----- Extracted entries

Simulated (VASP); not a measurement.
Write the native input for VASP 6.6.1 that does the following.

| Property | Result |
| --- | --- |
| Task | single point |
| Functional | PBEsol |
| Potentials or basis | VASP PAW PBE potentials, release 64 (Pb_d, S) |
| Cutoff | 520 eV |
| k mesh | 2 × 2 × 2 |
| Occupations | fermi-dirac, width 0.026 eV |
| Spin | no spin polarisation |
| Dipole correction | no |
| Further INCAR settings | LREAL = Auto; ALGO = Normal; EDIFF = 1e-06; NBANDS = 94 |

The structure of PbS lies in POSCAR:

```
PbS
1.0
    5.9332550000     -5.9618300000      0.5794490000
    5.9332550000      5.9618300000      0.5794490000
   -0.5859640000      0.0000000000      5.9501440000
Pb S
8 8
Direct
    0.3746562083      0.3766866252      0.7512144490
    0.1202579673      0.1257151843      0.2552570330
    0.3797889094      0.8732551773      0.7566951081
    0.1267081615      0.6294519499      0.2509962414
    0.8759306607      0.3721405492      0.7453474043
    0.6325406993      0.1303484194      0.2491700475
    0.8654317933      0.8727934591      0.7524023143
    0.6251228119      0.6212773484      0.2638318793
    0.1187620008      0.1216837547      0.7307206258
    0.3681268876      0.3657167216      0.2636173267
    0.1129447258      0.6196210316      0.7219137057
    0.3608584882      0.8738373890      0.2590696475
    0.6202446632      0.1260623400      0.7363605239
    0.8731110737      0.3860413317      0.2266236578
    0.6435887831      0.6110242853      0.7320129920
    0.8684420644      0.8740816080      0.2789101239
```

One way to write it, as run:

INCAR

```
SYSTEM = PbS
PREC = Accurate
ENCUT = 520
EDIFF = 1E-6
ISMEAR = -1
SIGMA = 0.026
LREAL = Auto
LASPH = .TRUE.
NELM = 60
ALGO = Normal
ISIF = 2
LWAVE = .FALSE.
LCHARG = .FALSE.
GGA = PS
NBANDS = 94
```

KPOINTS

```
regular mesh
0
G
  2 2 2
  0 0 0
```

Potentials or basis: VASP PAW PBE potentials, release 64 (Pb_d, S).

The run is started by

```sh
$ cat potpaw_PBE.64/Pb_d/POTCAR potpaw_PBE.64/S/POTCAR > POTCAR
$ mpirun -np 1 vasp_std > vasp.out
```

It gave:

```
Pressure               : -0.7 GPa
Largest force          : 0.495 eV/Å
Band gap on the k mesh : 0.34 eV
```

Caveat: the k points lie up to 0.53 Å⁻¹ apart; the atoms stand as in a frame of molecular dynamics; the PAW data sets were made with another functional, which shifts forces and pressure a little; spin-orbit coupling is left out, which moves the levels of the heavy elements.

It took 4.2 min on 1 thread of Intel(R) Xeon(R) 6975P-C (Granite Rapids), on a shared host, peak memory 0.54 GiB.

----------

Work item
Begin with the top line of the material and go as far as the line with "correction | no |". Set down those lines exactly, both ends included, and nothing more.

Answer area
Simulated (VASP); not a measurement.
Write the native input for VASP 6.6.1 that does the following.

| Property | Result |
| --- | --- |
| Task | single point |
| Functional | PBEsol |
| Potentials or basis | VASP PAW PBE potentials, release 64 (Pb_d, S) |
| Cutoff | 520 eV |
| k mesh | 2 × 2 × 2 |
| Occupations | fermi-dirac, width 0.026 eV |
| Spin | no spin polarisation |
| Dipole correction | no |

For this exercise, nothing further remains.